▶ _Exercise_: From the first line to the last, output the entries exactly.

== Segment start ==

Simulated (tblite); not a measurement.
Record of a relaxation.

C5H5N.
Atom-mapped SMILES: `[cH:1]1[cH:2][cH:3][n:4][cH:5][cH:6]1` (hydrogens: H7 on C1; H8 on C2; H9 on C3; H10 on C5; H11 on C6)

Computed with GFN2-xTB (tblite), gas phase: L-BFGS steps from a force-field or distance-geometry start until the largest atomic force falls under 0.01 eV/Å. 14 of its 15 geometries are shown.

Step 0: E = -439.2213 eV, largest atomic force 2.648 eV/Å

== Segment end ==

▶ _Task result_:
Simulated (tblite); not a measurement.
Record of a relaxation.

C5H5N.
Atom-mapped SMILES: `[cH:1]1[cH:2][cH:3][n:4][cH:5][cH:6]1` (hydrogens: H7 on C1; H8 on C2; H9 on C3; H10 on C5; H11 on C6)

Computed with GFN2-xTB (tblite), gas phase: L-BFGS steps from a force-field or distance-geometry start until the largest atomic force falls under 0.01 eV/Å. 14 of its 15 geometries are shown.

Step 0: E = -439.2213 eV, largest atomic force 2.648 eV/Å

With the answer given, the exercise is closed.